+++++

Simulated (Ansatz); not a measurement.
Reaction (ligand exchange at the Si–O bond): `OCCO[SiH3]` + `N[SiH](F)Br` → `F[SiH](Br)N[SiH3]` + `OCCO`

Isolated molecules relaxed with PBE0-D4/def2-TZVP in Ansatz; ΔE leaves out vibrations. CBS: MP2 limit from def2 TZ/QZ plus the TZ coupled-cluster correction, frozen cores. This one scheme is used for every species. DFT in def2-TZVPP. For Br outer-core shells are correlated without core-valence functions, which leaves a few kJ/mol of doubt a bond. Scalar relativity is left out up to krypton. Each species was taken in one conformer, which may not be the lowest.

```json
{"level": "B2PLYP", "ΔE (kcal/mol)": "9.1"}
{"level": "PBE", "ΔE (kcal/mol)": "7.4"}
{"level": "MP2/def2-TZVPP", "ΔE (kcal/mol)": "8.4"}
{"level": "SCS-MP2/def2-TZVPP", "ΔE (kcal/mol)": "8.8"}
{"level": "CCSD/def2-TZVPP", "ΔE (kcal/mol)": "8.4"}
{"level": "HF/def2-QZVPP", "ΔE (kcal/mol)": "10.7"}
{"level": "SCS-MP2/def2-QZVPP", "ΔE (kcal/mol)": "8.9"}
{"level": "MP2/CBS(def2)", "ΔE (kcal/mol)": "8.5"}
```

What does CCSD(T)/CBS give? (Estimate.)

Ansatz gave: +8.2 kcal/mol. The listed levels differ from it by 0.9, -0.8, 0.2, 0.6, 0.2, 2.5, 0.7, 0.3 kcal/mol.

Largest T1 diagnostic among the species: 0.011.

+++++

* _Action item_
Return exactly the leading lines of the listing, stopping after the line in which "Ansatz gave: +8.2" occurs.

* _Written response_
Simulated (Ansatz); not a measurement.
Reaction (ligand exchange at the Si–O bond): `OCCO[SiH3]` + `N[SiH](F)Br` → `F[SiH](Br)N[SiH3]` + `OCCO`

Isolated molecules relaxed with PBE0-D4/def2-TZVP in Ansatz; ΔE leaves out vibrations. CBS: MP2 limit from def2 TZ/QZ plus the TZ coupled-cluster correction, frozen cores. This one scheme is used for every species. DFT in def2-TZVPP. For Br outer-core shells are correlated without core-valence functions, which leaves a few kJ/mol of doubt a bond. Scalar relativity is left out up to krypton. Each species was taken in one conformer, which may not be the lowest.

```json
{"level": "B2PLYP", "ΔE (kcal/mol)": "9.1"}
{"level": "PBE", "ΔE (kcal/mol)": "7.4"}
{"level": "MP2/def2-TZVPP", "ΔE (kcal/mol)": "8.4"}
{"level": "SCS-MP2/def2-TZVPP", "ΔE (kcal/mol)": "8.8"}
{"level": "CCSD/def2-TZVPP", "ΔE (kcal/mol)": "8.4"}
{"level": "HF/def2-QZVPP", "ΔE (kcal/mol)": "10.7"}
{"level": "SCS-MP2/def2-QZVPP", "ΔE (kcal/mol)": "8.9"}
{"level": "MP2/CBS(def2)", "ΔE (kcal/mol)": "8.5"}
```

What does CCSD(T)/CBS give? (Estimate.)

Ansatz gave: +8.2 kcal/mol. The listed levels differ from it by 0.9, -0.8, 0.2, 0.6, 0.2, 2.5, 0.7, 0.3 kcal/mol.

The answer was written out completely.